- WORK TASK -
The lines to be extracted run from the start of the listing through the line containing "Doubt: the forces"; copy them exactly and nothing else.

- DATASET EXCERPTS -
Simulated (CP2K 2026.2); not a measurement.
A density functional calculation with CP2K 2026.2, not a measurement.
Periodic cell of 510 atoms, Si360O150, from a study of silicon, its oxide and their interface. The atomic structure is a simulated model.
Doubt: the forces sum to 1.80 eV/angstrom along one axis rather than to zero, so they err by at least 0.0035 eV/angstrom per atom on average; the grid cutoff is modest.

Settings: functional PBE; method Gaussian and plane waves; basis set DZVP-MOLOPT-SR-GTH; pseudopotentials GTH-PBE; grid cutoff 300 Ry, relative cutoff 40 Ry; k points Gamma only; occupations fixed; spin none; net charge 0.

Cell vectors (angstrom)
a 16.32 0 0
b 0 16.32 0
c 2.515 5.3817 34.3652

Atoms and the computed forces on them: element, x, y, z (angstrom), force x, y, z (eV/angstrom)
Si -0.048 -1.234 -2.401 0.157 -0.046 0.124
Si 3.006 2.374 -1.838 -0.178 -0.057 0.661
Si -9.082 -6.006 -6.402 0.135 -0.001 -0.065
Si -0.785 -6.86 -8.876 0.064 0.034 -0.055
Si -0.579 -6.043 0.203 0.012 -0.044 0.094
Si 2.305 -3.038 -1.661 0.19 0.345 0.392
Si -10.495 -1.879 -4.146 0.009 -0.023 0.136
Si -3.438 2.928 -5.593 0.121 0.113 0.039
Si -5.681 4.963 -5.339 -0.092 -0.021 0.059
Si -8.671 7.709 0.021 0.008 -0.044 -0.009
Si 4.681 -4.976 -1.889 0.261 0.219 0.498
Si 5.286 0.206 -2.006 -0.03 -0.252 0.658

- EXERCISE ANSWER -
Simulated (CP2K 2026.2); not a measurement.
A density functional calculation with CP2K 2026.2, not a measurement.
Periodic cell of 510 atoms, Si360O150, from a study of silicon, its oxide and their interface. The atomic structure is a simulated model.
Doubt: the forces sum to 1.80 eV/angstrom along one axis rather than to zero, so they err by at least 0.0035 eV/angstrom per atom on average; the grid cutoff is modest.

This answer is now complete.